» **ASSIGNED TASK**
Your task is to transcribe, without alteration, the lines from the top of the material below through the line bearing "Change from the", inclusive.

» **EXTRACTED RECORDS**
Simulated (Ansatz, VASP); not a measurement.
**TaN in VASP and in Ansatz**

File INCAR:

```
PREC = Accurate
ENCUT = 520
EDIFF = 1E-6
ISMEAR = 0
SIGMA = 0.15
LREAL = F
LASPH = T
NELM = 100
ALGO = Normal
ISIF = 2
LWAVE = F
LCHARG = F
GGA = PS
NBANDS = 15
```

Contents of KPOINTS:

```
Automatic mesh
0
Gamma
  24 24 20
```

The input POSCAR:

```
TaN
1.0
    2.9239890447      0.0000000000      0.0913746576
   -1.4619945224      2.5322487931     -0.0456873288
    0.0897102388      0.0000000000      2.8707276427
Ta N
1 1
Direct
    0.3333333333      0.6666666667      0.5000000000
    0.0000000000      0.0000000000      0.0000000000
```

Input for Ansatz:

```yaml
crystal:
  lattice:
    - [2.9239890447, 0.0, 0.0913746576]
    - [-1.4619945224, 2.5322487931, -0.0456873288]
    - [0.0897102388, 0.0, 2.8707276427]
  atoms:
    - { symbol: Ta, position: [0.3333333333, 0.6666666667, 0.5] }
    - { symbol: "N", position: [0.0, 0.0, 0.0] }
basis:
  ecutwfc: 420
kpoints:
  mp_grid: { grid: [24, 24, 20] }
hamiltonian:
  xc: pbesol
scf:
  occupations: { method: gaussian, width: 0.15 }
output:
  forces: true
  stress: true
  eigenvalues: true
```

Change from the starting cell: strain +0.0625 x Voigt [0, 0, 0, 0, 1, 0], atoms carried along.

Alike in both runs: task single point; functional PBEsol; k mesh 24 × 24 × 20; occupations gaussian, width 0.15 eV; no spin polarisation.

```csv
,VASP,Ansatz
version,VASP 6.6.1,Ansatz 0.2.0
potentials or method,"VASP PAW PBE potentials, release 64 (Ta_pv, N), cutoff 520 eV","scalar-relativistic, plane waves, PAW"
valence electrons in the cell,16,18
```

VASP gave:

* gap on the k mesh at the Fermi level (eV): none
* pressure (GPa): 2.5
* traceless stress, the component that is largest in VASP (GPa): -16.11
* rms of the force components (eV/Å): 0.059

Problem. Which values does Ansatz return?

» **REPLY**
Simulated (Ansatz, VASP); not a measurement.
**TaN in VASP and in Ansatz**

File INCAR:

```
PREC = Accurate
ENCUT = 520
EDIFF = 1E-6
ISMEAR = 0
SIGMA = 0.15
LREAL = F
LASPH = T
NELM = 100
ALGO = Normal
ISIF = 2
LWAVE = F
LCHARG = F
GGA = PS
NBANDS = 15
```

Contents of KPOINTS:

```
Automatic mesh
0
Gamma
  24 24 20
```

The input POSCAR:

```
TaN
1.0
    2.9239890447      0.0000000000      0.0913746576
   -1.4619945224      2.5322487931     -0.0456873288
    0.0897102388      0.0000000000      2.8707276427
Ta N
1 1
Direct
    0.3333333333      0.6666666667      0.5000000000
    0.0000000000      0.0000000000      0.0000000000
```

Input for Ansatz:

```yaml
crystal:
  lattice:
    - [2.9239890447, 0.0, 0.0913746576]
    - [-1.4619945224, 2.5322487931, -0.0456873288]
    - [0.0897102388, 0.0, 2.8707276427]
  atoms:
    - { symbol: Ta, position: [0.3333333333, 0.6666666667, 0.5] }
    - { symbol: "N", position: [0.0, 0.0, 0.0] }
basis:
  ecutwfc: 420
kpoints:
  mp_grid: { grid: [24, 24, 20] }
hamiltonian:
  xc: pbesol
scf:
  occupations: { method: gaussian, width: 0.15 }
output:
  forces: true
  stress: true
  eigenvalues: true
```

Change from the starting cell: strain +0.0625 x Voigt [0, 0, 0, 0, 1, 0], atoms carried along.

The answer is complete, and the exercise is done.